# Assigned task
Give back exactly the lines of the material below, starting with the line with "(1) Column X" and going on through the line with "On the first: In".

━━━

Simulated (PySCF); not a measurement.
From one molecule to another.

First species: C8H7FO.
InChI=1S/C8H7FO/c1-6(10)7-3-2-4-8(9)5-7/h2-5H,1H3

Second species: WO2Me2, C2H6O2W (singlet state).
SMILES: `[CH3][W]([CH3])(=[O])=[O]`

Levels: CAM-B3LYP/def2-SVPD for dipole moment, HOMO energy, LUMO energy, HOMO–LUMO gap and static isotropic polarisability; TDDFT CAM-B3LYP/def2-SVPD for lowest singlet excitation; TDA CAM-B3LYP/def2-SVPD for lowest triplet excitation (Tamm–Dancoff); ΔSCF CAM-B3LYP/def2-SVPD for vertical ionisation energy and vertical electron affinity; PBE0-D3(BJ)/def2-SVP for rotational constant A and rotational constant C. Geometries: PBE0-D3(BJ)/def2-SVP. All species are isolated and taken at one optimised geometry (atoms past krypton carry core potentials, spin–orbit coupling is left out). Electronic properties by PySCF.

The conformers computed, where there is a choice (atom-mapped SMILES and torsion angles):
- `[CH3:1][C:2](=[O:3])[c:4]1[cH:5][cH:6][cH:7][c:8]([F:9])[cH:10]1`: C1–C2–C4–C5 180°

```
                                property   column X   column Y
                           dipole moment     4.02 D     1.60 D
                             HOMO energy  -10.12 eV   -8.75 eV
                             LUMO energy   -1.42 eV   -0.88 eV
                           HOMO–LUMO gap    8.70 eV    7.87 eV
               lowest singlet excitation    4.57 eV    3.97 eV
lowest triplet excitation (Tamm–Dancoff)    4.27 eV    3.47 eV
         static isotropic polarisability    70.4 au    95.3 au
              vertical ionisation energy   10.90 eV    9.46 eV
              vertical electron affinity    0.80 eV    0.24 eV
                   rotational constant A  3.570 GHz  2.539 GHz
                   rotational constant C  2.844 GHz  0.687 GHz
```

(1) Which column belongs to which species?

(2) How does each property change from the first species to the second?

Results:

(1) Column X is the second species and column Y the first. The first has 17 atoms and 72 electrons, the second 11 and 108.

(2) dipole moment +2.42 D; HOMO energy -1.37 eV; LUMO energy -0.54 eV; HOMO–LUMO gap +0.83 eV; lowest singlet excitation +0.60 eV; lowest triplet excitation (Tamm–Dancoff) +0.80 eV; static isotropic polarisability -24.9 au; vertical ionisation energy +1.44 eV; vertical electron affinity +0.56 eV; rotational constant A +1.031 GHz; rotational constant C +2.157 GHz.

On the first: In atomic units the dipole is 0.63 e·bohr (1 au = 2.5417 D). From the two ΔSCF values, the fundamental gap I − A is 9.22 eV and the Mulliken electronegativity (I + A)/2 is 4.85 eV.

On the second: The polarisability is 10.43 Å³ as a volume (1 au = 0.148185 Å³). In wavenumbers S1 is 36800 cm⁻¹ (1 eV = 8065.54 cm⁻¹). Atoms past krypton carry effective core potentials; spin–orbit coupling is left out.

━━━

# Expected answer
(1) Column X is the second species and column Y the first. The first has 17 atoms and 72 electrons, the second 11 and 108.

(2) dipole moment +2.42 D; HOMO energy -1.37 eV; LUMO energy -0.54 eV; HOMO–LUMO gap +0.83 eV; lowest singlet excitation +0.60 eV; lowest triplet excitation (Tamm–Dancoff) +0.80 eV; static isotropic polarisability -24.9 au; vertical ionisation energy +1.44 eV; vertical electron affinity +0.56 eV; rotational constant A +1.031 GHz; rotational constant C +2.157 GHz.

On the first: In atomic units the dipole is 0.63 e·bohr (1 au = 2.5417 D). From the two ΔSCF values, the fundamental gap I − A is 9.22 eV and the Mulliken electronegativity (I + A)/2 is 4.85 eV.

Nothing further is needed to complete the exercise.